- Brief: Return, exactly as written, every line from the first line of the data below through the line that contains "At the start: pressure".

- Supplied material:
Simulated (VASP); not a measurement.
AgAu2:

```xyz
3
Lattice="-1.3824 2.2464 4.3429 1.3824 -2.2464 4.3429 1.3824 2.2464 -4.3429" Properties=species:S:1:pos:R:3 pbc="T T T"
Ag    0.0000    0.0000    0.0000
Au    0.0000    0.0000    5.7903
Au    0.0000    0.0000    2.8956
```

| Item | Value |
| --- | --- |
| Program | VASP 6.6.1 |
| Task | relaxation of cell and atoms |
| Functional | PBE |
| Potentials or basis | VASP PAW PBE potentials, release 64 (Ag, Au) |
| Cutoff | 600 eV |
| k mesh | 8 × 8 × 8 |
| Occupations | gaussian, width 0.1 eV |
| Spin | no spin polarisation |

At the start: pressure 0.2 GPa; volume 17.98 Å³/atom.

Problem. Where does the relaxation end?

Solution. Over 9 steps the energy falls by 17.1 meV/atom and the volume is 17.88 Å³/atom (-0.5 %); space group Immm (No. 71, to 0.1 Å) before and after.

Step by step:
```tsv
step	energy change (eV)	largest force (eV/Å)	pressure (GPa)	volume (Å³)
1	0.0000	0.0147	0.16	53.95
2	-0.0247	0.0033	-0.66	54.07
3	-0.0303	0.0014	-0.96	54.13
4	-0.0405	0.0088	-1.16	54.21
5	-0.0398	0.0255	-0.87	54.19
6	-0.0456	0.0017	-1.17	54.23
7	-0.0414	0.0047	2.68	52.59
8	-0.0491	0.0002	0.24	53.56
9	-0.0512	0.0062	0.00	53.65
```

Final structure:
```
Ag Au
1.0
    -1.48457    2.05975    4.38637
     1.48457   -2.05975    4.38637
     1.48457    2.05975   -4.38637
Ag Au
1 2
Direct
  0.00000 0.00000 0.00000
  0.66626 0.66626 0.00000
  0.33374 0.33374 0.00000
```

- Reply:
Simulated (VASP); not a measurement.
AgAu2:

```xyz
3
Lattice="-1.3824 2.2464 4.3429 1.3824 -2.2464 4.3429 1.3824 2.2464 -4.3429" Properties=species:S:1:pos:R:3 pbc="T T T"
Ag    0.0000    0.0000    0.0000
Au    0.0000    0.0000    5.7903
Au    0.0000    0.0000    2.8956
```

| Item | Value |
| --- | --- |
| Program | VASP 6.6.1 |
| Task | relaxation of cell and atoms |
| Functional | PBE |
| Potentials or basis | VASP PAW PBE potentials, release 64 (Ag, Au) |
| Cutoff | 600 eV |
| k mesh | 8 × 8 × 8 |
| Occupations | gaussian, width 0.1 eV |
| Spin | no spin polarisation |

At the start: pressure 0.2 GPa; volume 17.98 Å³/atom.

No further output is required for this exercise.